**Records supplied**:
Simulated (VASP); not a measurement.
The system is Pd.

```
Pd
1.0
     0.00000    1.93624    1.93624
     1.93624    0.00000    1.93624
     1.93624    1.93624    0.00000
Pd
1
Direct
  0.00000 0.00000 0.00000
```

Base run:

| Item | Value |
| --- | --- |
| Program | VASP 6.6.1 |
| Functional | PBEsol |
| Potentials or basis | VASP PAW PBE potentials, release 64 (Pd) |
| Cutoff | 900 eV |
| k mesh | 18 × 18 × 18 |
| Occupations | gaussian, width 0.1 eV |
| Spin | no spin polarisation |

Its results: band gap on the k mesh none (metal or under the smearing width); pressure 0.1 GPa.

**Activity**: Repeat the lines above with every word intact.

**Result**:
Simulated (VASP); not a measurement.
The system is Pd.

```
Pd
1.0
     0.00000    1.93624    1.93624
     1.93624    0.00000    1.93624
     1.93624    1.93624    0.00000
Pd
1
Direct
  0.00000 0.00000 0.00000
```

Base run:

| Item | Value |
| --- | --- |
| Program | VASP 6.6.1 |
| Functional | PBEsol |
| Potentials or basis | VASP PAW PBE potentials, release 64 (Pd) |
| Cutoff | 900 eV |
| k mesh | 18 × 18 × 18 |
| Occupations | gaussian, width 0.1 eV |
| Spin | no spin polarisation |

Its results: band gap on the k mesh none (metal or under the smearing width); pressure 0.1 GPa.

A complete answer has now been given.